[[ Supplied material, beginning ]]

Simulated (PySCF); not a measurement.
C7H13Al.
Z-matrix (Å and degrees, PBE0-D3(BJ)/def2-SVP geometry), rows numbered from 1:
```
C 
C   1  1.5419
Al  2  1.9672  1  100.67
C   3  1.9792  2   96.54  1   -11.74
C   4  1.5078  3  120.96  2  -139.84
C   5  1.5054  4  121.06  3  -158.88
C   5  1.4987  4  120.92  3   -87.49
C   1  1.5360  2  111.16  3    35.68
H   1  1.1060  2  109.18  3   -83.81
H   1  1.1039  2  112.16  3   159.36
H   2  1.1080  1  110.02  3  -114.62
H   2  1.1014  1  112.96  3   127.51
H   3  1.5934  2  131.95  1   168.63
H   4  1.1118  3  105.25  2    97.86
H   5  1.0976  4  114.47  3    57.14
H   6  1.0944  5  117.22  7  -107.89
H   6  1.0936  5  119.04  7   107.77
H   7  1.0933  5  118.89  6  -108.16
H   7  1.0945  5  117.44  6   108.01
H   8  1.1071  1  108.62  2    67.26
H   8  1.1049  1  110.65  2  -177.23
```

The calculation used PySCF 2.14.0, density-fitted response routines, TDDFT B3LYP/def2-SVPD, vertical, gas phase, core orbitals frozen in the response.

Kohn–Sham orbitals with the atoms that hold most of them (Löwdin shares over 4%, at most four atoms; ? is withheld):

[[ Supplied material, end ]]

• **Assigned task**
From the beginning of the listing above down to the line with "The calculation used", every line should be restated exactly.

• **Worked solution**
Simulated (PySCF); not a measurement.
C7H13Al.
Z-matrix (Å and degrees, PBE0-D3(BJ)/def2-SVP geometry), rows numbered from 1:
```
C 
C   1  1.5419
Al  2  1.9672  1  100.67
C   3  1.9792  2   96.54  1   -11.74
C   4  1.5078  3  120.96  2  -139.84
C   5  1.5054  4  121.06  3  -158.88
C   5  1.4987  4  120.92  3   -87.49
C   1  1.5360  2  111.16  3    35.68
H   1  1.1060  2  109.18  3   -83.81
H   1  1.1039  2  112.16  3   159.36
H   2  1.1080  1  110.02  3  -114.62
H   2  1.1014  1  112.96  3   127.51
H   3  1.5934  2  131.95  1   168.63
H   4  1.1118  3  105.25  2    97.86
H   5  1.0976  4  114.47  3    57.14
H   6  1.0944  5  117.22  7  -107.89
H   6  1.0936  5  119.04  7   107.77
H   7  1.0933  5  118.89  6  -108.16
H   7  1.0945  5  117.44  6   108.01
H   8  1.1071  1  108.62  2    67.26
H   8  1.1049  1  110.65  2  -177.23
```

The calculation used PySCF 2.14.0, density-fitted response routines, TDDFT B3LYP/def2-SVPD, vertical, gas phase, core orbitals frozen in the response.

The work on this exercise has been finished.